++++ SUPPLIED INFORMATION ++++
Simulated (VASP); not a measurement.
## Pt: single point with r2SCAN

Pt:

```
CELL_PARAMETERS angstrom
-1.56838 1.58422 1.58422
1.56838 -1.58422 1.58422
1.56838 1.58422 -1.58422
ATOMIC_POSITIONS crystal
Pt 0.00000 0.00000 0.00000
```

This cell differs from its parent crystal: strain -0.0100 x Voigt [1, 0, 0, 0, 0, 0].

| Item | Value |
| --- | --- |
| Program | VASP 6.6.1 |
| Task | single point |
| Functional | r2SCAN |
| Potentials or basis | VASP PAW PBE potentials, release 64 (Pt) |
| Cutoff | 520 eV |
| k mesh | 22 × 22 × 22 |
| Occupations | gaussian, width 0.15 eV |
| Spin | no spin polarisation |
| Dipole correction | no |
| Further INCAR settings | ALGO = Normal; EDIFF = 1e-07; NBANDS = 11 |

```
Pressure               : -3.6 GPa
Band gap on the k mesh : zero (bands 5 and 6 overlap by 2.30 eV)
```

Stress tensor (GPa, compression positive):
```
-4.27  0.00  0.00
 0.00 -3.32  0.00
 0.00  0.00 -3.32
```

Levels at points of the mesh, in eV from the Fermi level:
++++

▶ **WORK TASK**: For each line in the data, set it down again exactly.

▶ **TASK OUTPUT**:
Simulated (VASP); not a measurement.
## Pt: single point with r2SCAN

Pt:

```
CELL_PARAMETERS angstrom
-1.56838 1.58422 1.58422
1.56838 -1.58422 1.58422
1.56838 1.58422 -1.58422
ATOMIC_POSITIONS crystal
Pt 0.00000 0.00000 0.00000
```

This cell differs from its parent crystal: strain -0.0100 x Voigt [1, 0, 0, 0, 0, 0].

| Item | Value |
| --- | --- |
| Program | VASP 6.6.1 |
| Task | single point |
| Functional | r2SCAN |
| Potentials or basis | VASP PAW PBE potentials, release 64 (Pt) |
| Cutoff | 520 eV |
| k mesh | 22 × 22 × 22 |
| Occupations | gaussian, width 0.15 eV |
| Spin | no spin polarisation |
| Dipole correction | no |
| Further INCAR settings | ALGO = Normal; EDIFF = 1e-07; NBANDS = 11 |

```
Pressure               : -3.6 GPa
Band gap on the k mesh : zero (bands 5 and 6 overlap by 2.30 eV)
```

Stress tensor (GPa, compression positive):
```
-4.27  0.00  0.00
 0.00 -3.32  0.00
 0.00  0.00 -3.32
```

Levels at points of the mesh, in eV from the Fermi level:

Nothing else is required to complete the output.